Work item: Please output each entry exactly as it appears.

<<<<

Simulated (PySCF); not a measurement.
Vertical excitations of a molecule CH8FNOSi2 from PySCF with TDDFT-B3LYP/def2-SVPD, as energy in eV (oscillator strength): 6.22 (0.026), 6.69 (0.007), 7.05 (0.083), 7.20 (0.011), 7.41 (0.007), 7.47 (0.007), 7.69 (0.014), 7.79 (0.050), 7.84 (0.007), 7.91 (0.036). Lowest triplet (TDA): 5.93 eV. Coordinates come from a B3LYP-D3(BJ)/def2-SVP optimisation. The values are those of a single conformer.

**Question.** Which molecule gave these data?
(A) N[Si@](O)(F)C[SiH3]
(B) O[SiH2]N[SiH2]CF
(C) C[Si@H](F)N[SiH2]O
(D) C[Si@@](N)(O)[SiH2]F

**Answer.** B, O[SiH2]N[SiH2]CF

>>>>

Answer section:
Simulated (PySCF); not a measurement.
Vertical excitations of a molecule CH8FNOSi2 from PySCF with TDDFT-B3LYP/def2-SVPD, as energy in eV (oscillator strength): 6.22 (0.026), 6.69 (0.007), 7.05 (0.083), 7.20 (0.011), 7.41 (0.007), 7.47 (0.007), 7.69 (0.014), 7.79 (0.050), 7.84 (0.007), 7.91 (0.036). Lowest triplet (TDA): 5.93 eV. Coordinates come from a B3LYP-D3(BJ)/def2-SVP optimisation. The values are those of a single conformer.

**Question.** Which molecule gave these data?
(A) N[Si@](O)(F)C[SiH3]
(B) O[SiH2]N[SiH2]CF
(C) C[Si@H](F)N[SiH2]O
(D) C[Si@@](N)(O)[SiH2]F

**Answer.** B, O[SiH2]N[SiH2]CF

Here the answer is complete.